>>>>
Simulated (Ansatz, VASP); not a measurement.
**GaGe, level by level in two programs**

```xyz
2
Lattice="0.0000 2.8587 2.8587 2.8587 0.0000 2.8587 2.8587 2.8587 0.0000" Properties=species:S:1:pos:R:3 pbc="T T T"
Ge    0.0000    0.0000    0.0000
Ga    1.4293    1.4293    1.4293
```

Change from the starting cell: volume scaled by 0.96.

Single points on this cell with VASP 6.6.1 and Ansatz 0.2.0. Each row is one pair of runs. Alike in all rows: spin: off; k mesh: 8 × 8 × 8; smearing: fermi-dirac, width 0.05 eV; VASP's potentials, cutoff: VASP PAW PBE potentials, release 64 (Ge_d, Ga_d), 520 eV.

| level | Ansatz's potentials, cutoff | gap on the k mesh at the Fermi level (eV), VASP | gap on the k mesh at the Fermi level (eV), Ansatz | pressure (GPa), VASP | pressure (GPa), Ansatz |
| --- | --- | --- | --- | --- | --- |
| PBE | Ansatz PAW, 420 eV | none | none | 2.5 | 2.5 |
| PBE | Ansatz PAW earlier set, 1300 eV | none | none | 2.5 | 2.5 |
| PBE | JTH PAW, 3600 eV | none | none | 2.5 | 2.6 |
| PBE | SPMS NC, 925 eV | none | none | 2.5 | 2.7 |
<<<<

Write the entries above out again. Match them exactly.

Simulated (Ansatz, VASP); not a measurement.
**GaGe, level by level in two programs**

```xyz
2
Lattice="0.0000 2.8587 2.8587 2.8587 0.0000 2.8587 2.8587 2.8587 0.0000" Properties=species:S:1:pos:R:3 pbc="T T T"
Ge    0.0000    0.0000    0.0000
Ga    1.4293    1.4293    1.4293
```

Change from the starting cell: volume scaled by 0.96.

Single points on this cell with VASP 6.6.1 and Ansatz 0.2.0. Each row is one pair of runs. Alike in all rows: spin: off; k mesh: 8 × 8 × 8; smearing: fermi-dirac, width 0.05 eV; VASP's potentials, cutoff: VASP PAW PBE potentials, release 64 (Ge_d, Ga_d), 520 eV.

| level | Ansatz's potentials, cutoff | gap on the k mesh at the Fermi level (eV), VASP | gap on the k mesh at the Fermi level (eV), Ansatz | pressure (GPa), VASP | pressure (GPa), Ansatz |
| --- | --- | --- | --- | --- | --- |
| PBE | Ansatz PAW, 420 eV | none | none | 2.5 | 2.5 |
| PBE | Ansatz PAW earlier set, 1300 eV | none | none | 2.5 | 2.5 |
| PBE | JTH PAW, 3600 eV | none | none | 2.5 | 2.6 |
| PBE | SPMS NC, 925 eV | none | none | 2.5 | 2.7 |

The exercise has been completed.